========

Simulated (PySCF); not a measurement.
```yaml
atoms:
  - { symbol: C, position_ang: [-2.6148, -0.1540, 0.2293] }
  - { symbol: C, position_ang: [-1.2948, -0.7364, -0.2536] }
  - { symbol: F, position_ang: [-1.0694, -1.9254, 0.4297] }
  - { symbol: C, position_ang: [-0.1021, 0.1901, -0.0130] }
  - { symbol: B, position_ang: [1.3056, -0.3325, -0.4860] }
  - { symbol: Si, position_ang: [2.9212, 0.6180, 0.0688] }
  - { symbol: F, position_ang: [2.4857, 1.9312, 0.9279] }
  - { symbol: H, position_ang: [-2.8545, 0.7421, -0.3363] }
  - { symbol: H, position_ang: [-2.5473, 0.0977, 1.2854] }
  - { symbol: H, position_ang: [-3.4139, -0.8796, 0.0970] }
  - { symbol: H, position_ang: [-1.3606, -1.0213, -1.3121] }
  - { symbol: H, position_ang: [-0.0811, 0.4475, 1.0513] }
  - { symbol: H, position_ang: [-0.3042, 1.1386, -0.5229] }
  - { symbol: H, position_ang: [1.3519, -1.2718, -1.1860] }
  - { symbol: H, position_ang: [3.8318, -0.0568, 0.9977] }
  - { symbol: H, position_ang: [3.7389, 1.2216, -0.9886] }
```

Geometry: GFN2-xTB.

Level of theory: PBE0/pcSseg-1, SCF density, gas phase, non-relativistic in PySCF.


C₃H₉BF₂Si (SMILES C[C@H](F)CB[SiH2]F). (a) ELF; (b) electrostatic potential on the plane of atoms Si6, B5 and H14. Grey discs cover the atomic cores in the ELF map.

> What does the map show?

========

= ASSIGNMENT =
Your reply must contain exactly the lines from the first line of the data through the line holding "C₃H₉BF₂Si (SMILES C[C@H](F)CB[SiH2]F).", and nothing more.

= RESPONSE =
Simulated (PySCF); not a measurement.
```yaml
atoms:
  - { symbol: C, position_ang: [-2.6148, -0.1540, 0.2293] }
  - { symbol: C, position_ang: [-1.2948, -0.7364, -0.2536] }
  - { symbol: F, position_ang: [-1.0694, -1.9254, 0.4297] }
  - { symbol: C, position_ang: [-0.1021, 0.1901, -0.0130] }
  - { symbol: B, position_ang: [1.3056, -0.3325, -0.4860] }
  - { symbol: Si, position_ang: [2.9212, 0.6180, 0.0688] }
  - { symbol: F, position_ang: [2.4857, 1.9312, 0.9279] }
  - { symbol: H, position_ang: [-2.8545, 0.7421, -0.3363] }
  - { symbol: H, position_ang: [-2.5473, 0.0977, 1.2854] }
  - { symbol: H, position_ang: [-3.4139, -0.8796, 0.0970] }
  - { symbol: H, position_ang: [-1.3606, -1.0213, -1.3121] }
  - { symbol: H, position_ang: [-0.0811, 0.4475, 1.0513] }
  - { symbol: H, position_ang: [-0.3042, 1.1386, -0.5229] }
  - { symbol: H, position_ang: [1.3519, -1.2718, -1.1860] }
  - { symbol: H, position_ang: [3.8318, -0.0568, 0.9977] }
  - { symbol: H, position_ang: [3.7389, 1.2216, -0.9886] }
```

Geometry: GFN2-xTB.

Level of theory: PBE0/pcSseg-1, SCF density, gas phase, non-relativistic in PySCF.


C₃H₉BF₂Si (SMILES C[C@H](F)CB[SiH2]F). (a) ELF; (b) electrostatic potential on the plane of atoms Si6, B5 and H14. Grey discs cover the atomic cores in the ELF map.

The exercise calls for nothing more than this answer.